» **Assigned task**
The records below need copying. Match each line exactly.

Start of Block

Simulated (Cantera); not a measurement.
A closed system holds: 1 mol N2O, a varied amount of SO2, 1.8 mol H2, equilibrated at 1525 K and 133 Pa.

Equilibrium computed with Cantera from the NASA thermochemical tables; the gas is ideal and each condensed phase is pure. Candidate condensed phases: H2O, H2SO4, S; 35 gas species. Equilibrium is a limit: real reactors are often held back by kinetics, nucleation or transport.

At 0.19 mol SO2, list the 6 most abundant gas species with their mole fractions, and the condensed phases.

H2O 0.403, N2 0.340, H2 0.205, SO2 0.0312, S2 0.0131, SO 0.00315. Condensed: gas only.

End of Block

» **Task result**
Simulated (Cantera); not a measurement.
A closed system holds: 1 mol N2O, a varied amount of SO2, 1.8 mol H2, equilibrated at 1525 K and 133 Pa.

Equilibrium computed with Cantera from the NASA thermochemical tables; the gas is ideal and each condensed phase is pure. Candidate condensed phases: H2O, H2SO4, S; 35 gas species. Equilibrium is a limit: real reactors are often held back by kinetics, nucleation or transport.

At 0.19 mol SO2, list the 6 most abundant gas species with their mole fractions, and the condensed phases.

H2O 0.403, N2 0.340, H2 0.205, SO2 0.0312, S2 0.0131, SO 0.00315. Condensed: gas only.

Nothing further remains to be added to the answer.